» **MATERIAL PROVIDED**:
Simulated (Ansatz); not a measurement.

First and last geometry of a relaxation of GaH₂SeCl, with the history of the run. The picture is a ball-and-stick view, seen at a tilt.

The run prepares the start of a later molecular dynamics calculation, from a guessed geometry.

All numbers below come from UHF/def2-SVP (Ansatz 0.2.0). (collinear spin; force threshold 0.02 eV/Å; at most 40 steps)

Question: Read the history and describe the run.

» **BRIEF**:
Make an exact copy of every entry.

» **RESPONSE**:
Simulated (Ansatz); not a measurement.

First and last geometry of a relaxation of GaH₂SeCl, with the history of the run. The picture is a ball-and-stick view, seen at a tilt.

The run prepares the start of a later molecular dynamics calculation, from a guessed geometry.

All numbers below come from UHF/def2-SVP (Ansatz 0.2.0). (collinear spin; force threshold 0.02 eV/Å; at most 40 steps)

Question: Read the history and describe the run.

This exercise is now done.